• [ACTION ITEM] From first line to last, give the material again unchanged.

• [ENTRIES SHOWN]
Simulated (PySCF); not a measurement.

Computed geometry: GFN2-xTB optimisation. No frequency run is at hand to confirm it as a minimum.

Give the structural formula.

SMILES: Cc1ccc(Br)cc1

• [EXERCISE RESULT]
Simulated (PySCF); not a measurement.

Computed geometry: GFN2-xTB optimisation. No frequency run is at hand to confirm it as a minimum.

Give the structural formula.

SMILES: Cc1ccc(Br)cc1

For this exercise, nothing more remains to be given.